*Action item*.
Beginning with the first line below, please repeat the material exactly, ending with the line that includes "B) R-SCS-MP2/cc-pVTZ".

*Source material*.
++++++
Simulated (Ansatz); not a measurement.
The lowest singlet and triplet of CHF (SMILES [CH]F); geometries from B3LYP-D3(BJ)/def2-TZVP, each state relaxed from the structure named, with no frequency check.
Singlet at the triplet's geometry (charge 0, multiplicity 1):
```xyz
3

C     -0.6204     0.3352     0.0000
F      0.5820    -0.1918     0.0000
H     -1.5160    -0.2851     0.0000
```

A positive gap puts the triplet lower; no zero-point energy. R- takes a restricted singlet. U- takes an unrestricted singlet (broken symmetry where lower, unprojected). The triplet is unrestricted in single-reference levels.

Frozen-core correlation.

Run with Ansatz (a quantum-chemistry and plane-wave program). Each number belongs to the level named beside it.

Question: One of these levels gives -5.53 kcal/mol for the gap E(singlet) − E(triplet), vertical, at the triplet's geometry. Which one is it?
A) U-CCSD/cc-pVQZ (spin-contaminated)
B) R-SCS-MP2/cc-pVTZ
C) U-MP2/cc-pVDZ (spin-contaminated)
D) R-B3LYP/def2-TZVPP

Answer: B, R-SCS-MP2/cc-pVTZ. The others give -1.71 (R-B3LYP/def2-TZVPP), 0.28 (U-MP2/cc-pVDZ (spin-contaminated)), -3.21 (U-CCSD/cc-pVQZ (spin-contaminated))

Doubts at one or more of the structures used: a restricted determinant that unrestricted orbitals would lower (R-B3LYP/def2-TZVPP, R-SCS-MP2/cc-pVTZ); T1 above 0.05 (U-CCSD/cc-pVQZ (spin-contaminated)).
++++++

*Your solution*.
Simulated (Ansatz); not a measurement.
The lowest singlet and triplet of CHF (SMILES [CH]F); geometries from B3LYP-D3(BJ)/def2-TZVP, each state relaxed from the structure named, with no frequency check.
Singlet at the triplet's geometry (charge 0, multiplicity 1):
```xyz
3

C     -0.6204     0.3352     0.0000
F      0.5820    -0.1918     0.0000
H     -1.5160    -0.2851     0.0000
```

A positive gap puts the triplet lower; no zero-point energy. R- takes a restricted singlet. U- takes an unrestricted singlet (broken symmetry where lower, unprojected). The triplet is unrestricted in single-reference levels.

Frozen-core correlation.

Run with Ansatz (a quantum-chemistry and plane-wave program). Each number belongs to the level named beside it.

Question: One of these levels gives -5.53 kcal/mol for the gap E(singlet) − E(triplet), vertical, at the triplet's geometry. Which one is it?
A) U-CCSD/cc-pVQZ (spin-contaminated)
B) R-SCS-MP2/cc-pVTZ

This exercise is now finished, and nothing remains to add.